### EXTRACTED INFORMATION
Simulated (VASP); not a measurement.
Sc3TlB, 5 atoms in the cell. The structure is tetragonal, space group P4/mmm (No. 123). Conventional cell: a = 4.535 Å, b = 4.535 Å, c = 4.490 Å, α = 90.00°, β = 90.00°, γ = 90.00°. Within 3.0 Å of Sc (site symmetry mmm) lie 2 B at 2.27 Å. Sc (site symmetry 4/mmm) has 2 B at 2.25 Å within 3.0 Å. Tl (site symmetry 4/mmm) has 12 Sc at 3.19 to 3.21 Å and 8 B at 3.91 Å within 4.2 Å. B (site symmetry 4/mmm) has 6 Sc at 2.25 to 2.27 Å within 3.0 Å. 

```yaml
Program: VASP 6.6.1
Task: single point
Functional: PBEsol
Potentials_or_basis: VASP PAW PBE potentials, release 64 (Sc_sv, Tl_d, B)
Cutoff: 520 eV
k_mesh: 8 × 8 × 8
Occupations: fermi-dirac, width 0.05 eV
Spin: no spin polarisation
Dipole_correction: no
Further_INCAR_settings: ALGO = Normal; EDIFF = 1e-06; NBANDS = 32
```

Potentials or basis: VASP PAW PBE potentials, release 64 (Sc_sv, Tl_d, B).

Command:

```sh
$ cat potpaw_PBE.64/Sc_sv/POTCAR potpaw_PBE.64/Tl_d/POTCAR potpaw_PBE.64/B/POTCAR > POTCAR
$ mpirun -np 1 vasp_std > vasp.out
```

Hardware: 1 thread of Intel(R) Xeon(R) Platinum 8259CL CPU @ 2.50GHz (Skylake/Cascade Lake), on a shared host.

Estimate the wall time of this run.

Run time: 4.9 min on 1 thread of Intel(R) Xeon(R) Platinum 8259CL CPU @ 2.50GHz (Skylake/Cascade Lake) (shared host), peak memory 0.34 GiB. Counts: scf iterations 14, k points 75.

### REQUIREMENT
Everything above from the line containing "Sc3TlB, 5 atoms" through the line containing "Estimate the wall time of this run." must be copied exactly. Nothing outside that range belongs in the answer.

### REPLY
Sc3TlB, 5 atoms in the cell. The structure is tetragonal, space group P4/mmm (No. 123). Conventional cell: a = 4.535 Å, b = 4.535 Å, c = 4.490 Å, α = 90.00°, β = 90.00°, γ = 90.00°. Within 3.0 Å of Sc (site symmetry mmm) lie 2 B at 2.27 Å. Sc (site symmetry 4/mmm) has 2 B at 2.25 Å within 3.0 Å. Tl (site symmetry 4/mmm) has 12 Sc at 3.19 to 3.21 Å and 8 B at 3.91 Å within 4.2 Å. B (site symmetry 4/mmm) has 6 Sc at 2.25 to 2.27 Å within 3.0 Å. 

```yaml
Program: VASP 6.6.1
Task: single point
Functional: PBEsol
Potentials_or_basis: VASP PAW PBE potentials, release 64 (Sc_sv, Tl_d, B)
Cutoff: 520 eV
k_mesh: 8 × 8 × 8
Occupations: fermi-dirac, width 0.05 eV
Spin: no spin polarisation
Dipole_correction: no
Further_INCAR_settings: ALGO = Normal; EDIFF = 1e-06; NBANDS = 32
```

Potentials or basis: VASP PAW PBE potentials, release 64 (Sc_sv, Tl_d, B).

Command:

```sh
$ cat potpaw_PBE.64/Sc_sv/POTCAR potpaw_PBE.64/Tl_d/POTCAR potpaw_PBE.64/B/POTCAR > POTCAR
$ mpirun -np 1 vasp_std > vasp.out
```

Hardware: 1 thread of Intel(R) Xeon(R) Platinum 8259CL CPU @ 2.50GHz (Skylake/Cascade Lake), on a shared host.

Estimate the wall time of this run.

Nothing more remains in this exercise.